---------- Record excerpts ----------

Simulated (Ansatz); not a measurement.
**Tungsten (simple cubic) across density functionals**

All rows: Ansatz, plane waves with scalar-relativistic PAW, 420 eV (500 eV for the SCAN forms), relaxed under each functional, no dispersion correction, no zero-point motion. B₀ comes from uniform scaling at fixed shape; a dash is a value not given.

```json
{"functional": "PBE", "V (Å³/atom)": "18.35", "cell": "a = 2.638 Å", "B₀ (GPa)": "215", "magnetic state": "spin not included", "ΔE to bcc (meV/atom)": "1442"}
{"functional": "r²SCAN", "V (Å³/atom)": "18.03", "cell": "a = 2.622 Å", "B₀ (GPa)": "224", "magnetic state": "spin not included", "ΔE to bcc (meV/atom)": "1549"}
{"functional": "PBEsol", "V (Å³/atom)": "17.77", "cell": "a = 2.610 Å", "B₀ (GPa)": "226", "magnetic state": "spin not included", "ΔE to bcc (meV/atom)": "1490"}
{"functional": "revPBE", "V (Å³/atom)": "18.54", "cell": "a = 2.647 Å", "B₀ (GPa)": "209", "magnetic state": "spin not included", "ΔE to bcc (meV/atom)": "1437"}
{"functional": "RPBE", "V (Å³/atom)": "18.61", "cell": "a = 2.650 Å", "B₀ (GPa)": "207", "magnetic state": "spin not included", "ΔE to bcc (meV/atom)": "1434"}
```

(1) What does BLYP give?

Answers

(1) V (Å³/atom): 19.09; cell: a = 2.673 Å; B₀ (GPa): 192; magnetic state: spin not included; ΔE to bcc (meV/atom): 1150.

----------

Activity →
Reproduce the records above line by line, without any change, up to and including the line that holds "across density functionals**".

Your response →
Simulated (Ansatz); not a measurement.
**Tungsten (simple cubic) across density functionals**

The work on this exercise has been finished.